Requirement: The answer should consist solely of the lines from the first one below through the line containing "F. ring C3–C4–C5–C6–C7–C8", copied exactly.

□ □ □

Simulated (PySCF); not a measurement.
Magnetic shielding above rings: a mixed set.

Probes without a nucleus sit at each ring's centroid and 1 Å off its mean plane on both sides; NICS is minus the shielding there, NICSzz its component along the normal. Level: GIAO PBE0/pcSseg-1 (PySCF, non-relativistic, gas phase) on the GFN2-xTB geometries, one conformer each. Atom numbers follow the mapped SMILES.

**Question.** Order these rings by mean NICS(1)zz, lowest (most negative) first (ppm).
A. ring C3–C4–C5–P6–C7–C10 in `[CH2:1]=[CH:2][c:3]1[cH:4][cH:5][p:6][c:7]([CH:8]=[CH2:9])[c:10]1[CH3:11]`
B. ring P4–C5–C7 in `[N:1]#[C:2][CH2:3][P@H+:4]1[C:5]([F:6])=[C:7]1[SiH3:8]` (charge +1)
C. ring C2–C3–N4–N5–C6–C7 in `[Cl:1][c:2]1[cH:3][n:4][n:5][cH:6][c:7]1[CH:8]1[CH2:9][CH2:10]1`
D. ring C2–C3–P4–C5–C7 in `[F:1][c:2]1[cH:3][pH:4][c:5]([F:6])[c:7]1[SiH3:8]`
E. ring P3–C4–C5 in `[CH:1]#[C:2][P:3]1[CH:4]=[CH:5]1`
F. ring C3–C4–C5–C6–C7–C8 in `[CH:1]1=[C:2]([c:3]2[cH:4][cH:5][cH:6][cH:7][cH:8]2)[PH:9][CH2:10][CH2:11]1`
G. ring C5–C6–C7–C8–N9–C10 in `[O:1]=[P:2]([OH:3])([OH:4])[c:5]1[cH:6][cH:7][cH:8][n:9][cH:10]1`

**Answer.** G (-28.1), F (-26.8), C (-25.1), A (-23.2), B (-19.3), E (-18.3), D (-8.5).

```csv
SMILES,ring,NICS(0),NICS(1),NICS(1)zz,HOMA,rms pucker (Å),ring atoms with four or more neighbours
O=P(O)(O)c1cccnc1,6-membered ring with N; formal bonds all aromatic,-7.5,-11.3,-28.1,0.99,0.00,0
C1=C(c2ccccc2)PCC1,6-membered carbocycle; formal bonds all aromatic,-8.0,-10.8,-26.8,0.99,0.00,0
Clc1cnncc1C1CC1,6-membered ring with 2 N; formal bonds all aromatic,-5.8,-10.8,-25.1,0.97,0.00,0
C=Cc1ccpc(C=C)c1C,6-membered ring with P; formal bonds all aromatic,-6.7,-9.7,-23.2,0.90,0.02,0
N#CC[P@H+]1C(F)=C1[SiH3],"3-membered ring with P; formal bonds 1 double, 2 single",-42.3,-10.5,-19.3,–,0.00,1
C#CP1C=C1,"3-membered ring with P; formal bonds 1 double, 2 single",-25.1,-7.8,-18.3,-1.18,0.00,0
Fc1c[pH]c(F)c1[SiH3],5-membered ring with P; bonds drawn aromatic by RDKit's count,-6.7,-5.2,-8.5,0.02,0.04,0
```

□ □ □

Task result:
Simulated (PySCF); not a measurement.
Magnetic shielding above rings: a mixed set.

Probes without a nucleus sit at each ring's centroid and 1 Å off its mean plane on both sides; NICS is minus the shielding there, NICSzz its component along the normal. Level: GIAO PBE0/pcSseg-1 (PySCF, non-relativistic, gas phase) on the GFN2-xTB geometries, one conformer each. Atom numbers follow the mapped SMILES.

**Question.** Order these rings by mean NICS(1)zz, lowest (most negative) first (ppm).
A. ring C3–C4–C5–P6–C7–C10 in `[CH2:1]=[CH:2][c:3]1[cH:4][cH:5][p:6][c:7]([CH:8]=[CH2:9])[c:10]1[CH3:11]`
B. ring P4–C5–C7 in `[N:1]#[C:2][CH2:3][P@H+:4]1[C:5]([F:6])=[C:7]1[SiH3:8]` (charge +1)
C. ring C2–C3–N4–N5–C6–C7 in `[Cl:1][c:2]1[cH:3][n:4][n:5][cH:6][c:7]1[CH:8]1[CH2:9][CH2:10]1`
D. ring C2–C3–P4–C5–C7 in `[F:1][c:2]1[cH:3][pH:4][c:5]([F:6])[c:7]1[SiH3:8]`
E. ring P3–C4–C5 in `[CH:1]#[C:2][P:3]1[CH:4]=[CH:5]1`
F. ring C3–C4–C5–C6–C7–C8 in `[CH:1]1=[C:2]([c:3]2[cH:4][cH:5][cH:6][cH:7][cH:8]2)[PH:9][CH2:10][CH2:11]1`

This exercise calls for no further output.